- Required action:
Output the complete listing. Match it exactly.

- Given information:
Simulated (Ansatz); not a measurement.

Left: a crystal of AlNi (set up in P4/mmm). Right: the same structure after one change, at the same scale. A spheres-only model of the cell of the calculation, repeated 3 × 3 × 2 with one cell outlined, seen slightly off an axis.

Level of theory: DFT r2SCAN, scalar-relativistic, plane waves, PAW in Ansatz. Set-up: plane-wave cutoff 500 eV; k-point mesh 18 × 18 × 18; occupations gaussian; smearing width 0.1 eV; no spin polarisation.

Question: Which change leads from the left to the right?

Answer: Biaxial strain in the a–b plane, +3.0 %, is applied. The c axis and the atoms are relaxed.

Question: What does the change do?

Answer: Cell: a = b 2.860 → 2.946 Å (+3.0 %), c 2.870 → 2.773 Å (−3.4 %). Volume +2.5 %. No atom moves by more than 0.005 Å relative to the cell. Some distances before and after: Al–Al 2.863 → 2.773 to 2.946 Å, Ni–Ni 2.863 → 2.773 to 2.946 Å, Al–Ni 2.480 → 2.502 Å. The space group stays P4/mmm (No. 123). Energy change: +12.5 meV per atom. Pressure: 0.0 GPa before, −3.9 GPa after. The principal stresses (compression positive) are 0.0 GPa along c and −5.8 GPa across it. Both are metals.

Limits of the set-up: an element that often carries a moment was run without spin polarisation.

- Task solution:
Simulated (Ansatz); not a measurement.

Left: a crystal of AlNi (set up in P4/mmm). Right: the same structure after one change, at the same scale. A spheres-only model of the cell of the calculation, repeated 3 × 3 × 2 with one cell outlined, seen slightly off an axis.

Level of theory: DFT r2SCAN, scalar-relativistic, plane waves, PAW in Ansatz. Set-up: plane-wave cutoff 500 eV; k-point mesh 18 × 18 × 18; occupations gaussian; smearing width 0.1 eV; no spin polarisation.

Question: Which change leads from the left to the right?

Answer: Biaxial strain in the a–b plane, +3.0 %, is applied. The c axis and the atoms are relaxed.

Question: What does the change do?

Answer: Cell: a = b 2.860 → 2.946 Å (+3.0 %), c 2.870 → 2.773 Å (−3.4 %). Volume +2.5 %. No atom moves by more than 0.005 Å relative to the cell. Some distances before and after: Al–Al 2.863 → 2.773 to 2.946 Å, Ni–Ni 2.863 → 2.773 to 2.946 Å, Al–Ni 2.480 → 2.502 Å. The space group stays P4/mmm (No. 123). Energy change: +12.5 meV per atom. Pressure: 0.0 GPa before, −3.9 GPa after. The principal stresses (compression positive) are 0.0 GPa along c and −5.8 GPa across it. Both are metals.

Limits of the set-up: an element that often carries a moment was run without spin polarisation.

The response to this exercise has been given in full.